• _EXTRACTED INFORMATION_
++++
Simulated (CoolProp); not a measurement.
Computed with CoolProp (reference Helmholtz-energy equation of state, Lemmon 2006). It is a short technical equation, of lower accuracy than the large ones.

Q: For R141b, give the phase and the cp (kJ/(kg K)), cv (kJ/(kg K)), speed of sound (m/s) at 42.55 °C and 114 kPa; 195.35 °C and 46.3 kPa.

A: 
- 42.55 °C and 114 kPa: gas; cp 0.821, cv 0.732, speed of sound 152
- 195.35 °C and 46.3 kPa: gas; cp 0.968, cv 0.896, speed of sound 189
++++

• _ACTIVITY_
Ending with the line containing "- 42.55 °C and", please print exactly the lines of the material above from its first line onward, and nothing else.

• _TASK ANSWER_
Simulated (CoolProp); not a measurement.
Computed with CoolProp (reference Helmholtz-energy equation of state, Lemmon 2006). It is a short technical equation, of lower accuracy than the large ones.

Q: For R141b, give the phase and the cp (kJ/(kg K)), cv (kJ/(kg K)), speed of sound (m/s) at 42.55 °C and 114 kPa; 195.35 °C and 46.3 kPa.

A: 
- 42.55 °C and 114 kPa: gas; cp 0.821, cv 0.732, speed of sound 152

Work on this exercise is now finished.